▶ _Available data_:
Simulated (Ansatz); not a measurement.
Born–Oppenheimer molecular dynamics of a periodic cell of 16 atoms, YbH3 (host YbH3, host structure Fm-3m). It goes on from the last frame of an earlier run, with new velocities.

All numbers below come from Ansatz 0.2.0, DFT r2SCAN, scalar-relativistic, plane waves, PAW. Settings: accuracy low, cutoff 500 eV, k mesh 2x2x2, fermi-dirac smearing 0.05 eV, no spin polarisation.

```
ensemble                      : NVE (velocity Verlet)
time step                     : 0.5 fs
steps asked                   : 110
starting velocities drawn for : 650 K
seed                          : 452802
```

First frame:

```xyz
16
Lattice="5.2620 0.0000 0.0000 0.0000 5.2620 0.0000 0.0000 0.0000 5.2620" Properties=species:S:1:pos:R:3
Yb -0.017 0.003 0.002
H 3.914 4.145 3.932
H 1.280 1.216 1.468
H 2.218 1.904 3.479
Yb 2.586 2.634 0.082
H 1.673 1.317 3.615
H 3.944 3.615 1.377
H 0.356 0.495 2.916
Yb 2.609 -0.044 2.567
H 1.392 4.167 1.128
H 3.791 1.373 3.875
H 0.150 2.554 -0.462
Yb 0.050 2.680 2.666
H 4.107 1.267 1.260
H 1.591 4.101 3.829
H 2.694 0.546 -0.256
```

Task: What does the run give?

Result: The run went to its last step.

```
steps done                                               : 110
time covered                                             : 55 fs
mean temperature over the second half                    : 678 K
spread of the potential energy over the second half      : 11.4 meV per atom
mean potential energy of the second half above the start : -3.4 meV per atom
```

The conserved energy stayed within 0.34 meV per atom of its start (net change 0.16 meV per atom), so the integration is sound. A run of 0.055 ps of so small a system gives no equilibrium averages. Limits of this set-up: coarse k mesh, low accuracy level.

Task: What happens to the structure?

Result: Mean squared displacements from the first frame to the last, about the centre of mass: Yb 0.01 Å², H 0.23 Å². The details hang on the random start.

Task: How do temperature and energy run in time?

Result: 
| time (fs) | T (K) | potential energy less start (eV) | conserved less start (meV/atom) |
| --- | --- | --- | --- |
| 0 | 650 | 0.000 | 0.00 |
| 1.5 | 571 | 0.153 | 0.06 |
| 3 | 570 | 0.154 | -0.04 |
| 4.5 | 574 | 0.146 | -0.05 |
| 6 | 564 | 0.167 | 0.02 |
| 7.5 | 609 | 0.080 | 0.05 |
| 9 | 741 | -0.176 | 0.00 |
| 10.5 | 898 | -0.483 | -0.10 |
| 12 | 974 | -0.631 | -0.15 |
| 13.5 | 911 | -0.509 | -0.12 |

▶ _Activity_: Output the lines above exactly, but only those between the line holding "0.153 | 0.06 |" and the line holding "-0.631 | -0.15 |", inclusive.

▶ _Exercise response_:
| 1.5 | 571 | 0.153 | 0.06 |
| 3 | 570 | 0.154 | -0.04 |
| 4.5 | 574 | 0.146 | -0.05 |
| 6 | 564 | 0.167 | 0.02 |
| 7.5 | 609 | 0.080 | 0.05 |
| 9 | 741 | -0.176 | 0.00 |
| 10.5 | 898 | -0.483 | -0.10 |
| 12 | 974 | -0.631 | -0.15 |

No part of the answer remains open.